Task item =>
Line by line, output the material without altering anything.

**** Dataset records
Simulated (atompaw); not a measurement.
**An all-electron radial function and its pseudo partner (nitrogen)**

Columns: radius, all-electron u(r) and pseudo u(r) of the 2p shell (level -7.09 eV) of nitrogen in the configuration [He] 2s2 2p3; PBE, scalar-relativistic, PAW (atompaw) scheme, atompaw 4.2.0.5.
********

Response area =>
Simulated (atompaw); not a measurement.
**An all-electron radial function and its pseudo partner (nitrogen)**

Columns: radius, all-electron u(r) and pseudo u(r) of the 2p shell (level -7.09 eV) of nitrogen in the configuration [He] 2s2 2p3; PBE, scalar-relativistic, PAW (atompaw) scheme, atompaw 4.2.0.5.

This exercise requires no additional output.